BRIEF - Beginning with the first line, please return the entries exactly through the line that contains "Caveats: spin-orbit coupling", and leave out all later lines.

[[ SUPPLIED ENTRIES open ]]
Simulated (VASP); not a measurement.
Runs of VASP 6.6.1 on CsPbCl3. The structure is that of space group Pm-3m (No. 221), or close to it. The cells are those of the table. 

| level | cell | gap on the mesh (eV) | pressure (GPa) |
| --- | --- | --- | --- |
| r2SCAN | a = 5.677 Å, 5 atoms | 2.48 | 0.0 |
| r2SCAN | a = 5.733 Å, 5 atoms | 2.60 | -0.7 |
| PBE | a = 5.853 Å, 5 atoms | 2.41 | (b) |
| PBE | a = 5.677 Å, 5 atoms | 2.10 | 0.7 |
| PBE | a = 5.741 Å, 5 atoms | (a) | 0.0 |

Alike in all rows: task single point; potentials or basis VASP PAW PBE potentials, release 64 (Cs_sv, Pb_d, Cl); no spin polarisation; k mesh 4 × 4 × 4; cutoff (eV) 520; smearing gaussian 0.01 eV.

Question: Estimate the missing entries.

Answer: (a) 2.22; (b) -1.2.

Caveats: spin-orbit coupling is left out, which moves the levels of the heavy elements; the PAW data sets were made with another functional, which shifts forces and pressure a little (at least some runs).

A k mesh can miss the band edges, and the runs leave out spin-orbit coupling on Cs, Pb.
[[ SUPPLIED ENTRIES closed ]]

TASK RESULT -
Simulated (VASP); not a measurement.
Runs of VASP 6.6.1 on CsPbCl3. The structure is that of space group Pm-3m (No. 221), or close to it. The cells are those of the table. 

| level | cell | gap on the mesh (eV) | pressure (GPa) |
| --- | --- | --- | --- |
| r2SCAN | a = 5.677 Å, 5 atoms | 2.48 | 0.0 |
| r2SCAN | a = 5.733 Å, 5 atoms | 2.60 | -0.7 |
| PBE | a = 5.853 Å, 5 atoms | 2.41 | (b) |
| PBE | a = 5.677 Å, 5 atoms | 2.10 | 0.7 |
| PBE | a = 5.741 Å, 5 atoms | (a) | 0.0 |

Alike in all rows: task single point; potentials or basis VASP PAW PBE potentials, release 64 (Cs_sv, Pb_d, Cl); no spin polarisation; k mesh 4 × 4 × 4; cutoff (eV) 520; smearing gaussian 0.01 eV.

Question: Estimate the missing entries.

Answer: (a) 2.22; (b) -1.2.

Caveats: spin-orbit coupling is left out, which moves the levels of the heavy elements; the PAW data sets were made with another functional, which shifts forces and pressure a little (at least some runs).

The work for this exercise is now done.